Work request:
Below is a listing; repeat exactly the lines from the one containing "density 1.000 g/cm³." to the one containing "1.7 % of the Na.", both included.

———

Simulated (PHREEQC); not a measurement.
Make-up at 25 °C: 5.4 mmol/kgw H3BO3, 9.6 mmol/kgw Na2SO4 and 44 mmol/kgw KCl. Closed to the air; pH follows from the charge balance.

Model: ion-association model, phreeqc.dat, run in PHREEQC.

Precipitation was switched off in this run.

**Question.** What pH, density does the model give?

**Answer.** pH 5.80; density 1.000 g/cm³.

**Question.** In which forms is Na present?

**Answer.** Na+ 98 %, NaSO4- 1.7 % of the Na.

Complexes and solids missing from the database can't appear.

———

Written response:
**Answer.** pH 5.80; density 1.000 g/cm³.

**Question.** In which forms is Na present?

**Answer.** Na+ 98 %, NaSO4- 1.7 % of the Na.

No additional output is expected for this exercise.